Give again the entries below exactly, beginning at the first line and ending at the line with "Potentials or basis: VASP".

Extracted records Block Start

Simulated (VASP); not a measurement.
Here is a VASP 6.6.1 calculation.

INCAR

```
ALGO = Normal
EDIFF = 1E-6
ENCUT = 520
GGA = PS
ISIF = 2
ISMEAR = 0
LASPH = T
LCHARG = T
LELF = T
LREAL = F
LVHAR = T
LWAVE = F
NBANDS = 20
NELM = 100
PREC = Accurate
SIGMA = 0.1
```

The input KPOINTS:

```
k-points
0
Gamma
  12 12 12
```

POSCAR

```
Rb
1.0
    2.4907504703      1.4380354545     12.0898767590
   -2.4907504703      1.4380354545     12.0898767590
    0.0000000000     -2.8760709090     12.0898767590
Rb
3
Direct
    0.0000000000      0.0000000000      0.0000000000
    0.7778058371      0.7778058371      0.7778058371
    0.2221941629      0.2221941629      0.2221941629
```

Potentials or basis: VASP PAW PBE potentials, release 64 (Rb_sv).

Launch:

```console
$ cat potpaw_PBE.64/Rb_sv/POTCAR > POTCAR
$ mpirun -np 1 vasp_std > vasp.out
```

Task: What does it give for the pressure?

Extracted records Block End

Your solution:
Simulated (VASP); not a measurement.
Here is a VASP 6.6.1 calculation.

INCAR

```
ALGO = Normal
EDIFF = 1E-6
ENCUT = 520
GGA = PS
ISIF = 2
ISMEAR = 0
LASPH = T
LCHARG = T
LELF = T
LREAL = F
LVHAR = T
LWAVE = F
NBANDS = 20
NELM = 100
PREC = Accurate
SIGMA = 0.1
```

The input KPOINTS:

```
k-points
0
Gamma
  12 12 12
```

POSCAR

```
Rb
1.0
    2.4907504703      1.4380354545     12.0898767590
   -2.4907504703      1.4380354545     12.0898767590
    0.0000000000     -2.8760709090     12.0898767590
Rb
3
Direct
    0.0000000000      0.0000000000      0.0000000000
    0.7778058371      0.7778058371      0.7778058371
    0.2221941629      0.2221941629      0.2221941629
```

Potentials or basis: VASP PAW PBE potentials, release 64 (Rb_sv).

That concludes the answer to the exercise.